#### DATA EXTRACTS:
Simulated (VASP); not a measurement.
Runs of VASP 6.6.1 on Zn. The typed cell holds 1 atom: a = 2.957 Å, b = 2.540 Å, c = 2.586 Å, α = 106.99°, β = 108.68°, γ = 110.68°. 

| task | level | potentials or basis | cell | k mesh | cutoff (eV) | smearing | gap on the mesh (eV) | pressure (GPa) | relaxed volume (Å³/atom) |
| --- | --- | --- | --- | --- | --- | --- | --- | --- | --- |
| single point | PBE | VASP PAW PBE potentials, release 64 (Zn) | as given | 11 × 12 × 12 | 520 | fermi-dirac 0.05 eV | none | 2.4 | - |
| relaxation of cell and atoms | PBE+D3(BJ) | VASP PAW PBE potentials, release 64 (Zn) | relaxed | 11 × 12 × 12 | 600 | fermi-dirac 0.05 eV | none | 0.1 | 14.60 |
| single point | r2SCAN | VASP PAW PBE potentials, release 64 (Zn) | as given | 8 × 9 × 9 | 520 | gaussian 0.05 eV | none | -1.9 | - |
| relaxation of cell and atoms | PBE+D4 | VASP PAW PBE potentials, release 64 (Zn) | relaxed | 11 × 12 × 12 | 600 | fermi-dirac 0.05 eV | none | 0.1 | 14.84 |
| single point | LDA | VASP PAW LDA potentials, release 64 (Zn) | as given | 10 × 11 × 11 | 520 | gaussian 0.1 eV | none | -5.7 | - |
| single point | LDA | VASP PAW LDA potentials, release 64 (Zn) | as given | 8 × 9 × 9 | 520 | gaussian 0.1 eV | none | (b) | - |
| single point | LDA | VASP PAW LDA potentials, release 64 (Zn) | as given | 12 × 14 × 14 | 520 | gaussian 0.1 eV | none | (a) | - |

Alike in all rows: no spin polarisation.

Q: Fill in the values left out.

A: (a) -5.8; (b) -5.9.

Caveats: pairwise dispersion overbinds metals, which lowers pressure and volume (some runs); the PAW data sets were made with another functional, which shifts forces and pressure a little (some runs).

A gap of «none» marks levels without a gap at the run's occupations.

#### TASK ITEM:
All that should be written out is the stretch of lines above between the one holding "Q: Fill in the values left out." and the one holding "Caveats: pairwise dispersion", inclusive, exactly as given.

#### EXERCISE OUTPUT:
Q: Fill in the values left out.

A: (a) -5.8; (b) -5.9.

Caveats: pairwise dispersion overbinds metals, which lowers pressure and volume (some runs); the PAW data sets were made with another functional, which shifts forces and pressure a little (some runs).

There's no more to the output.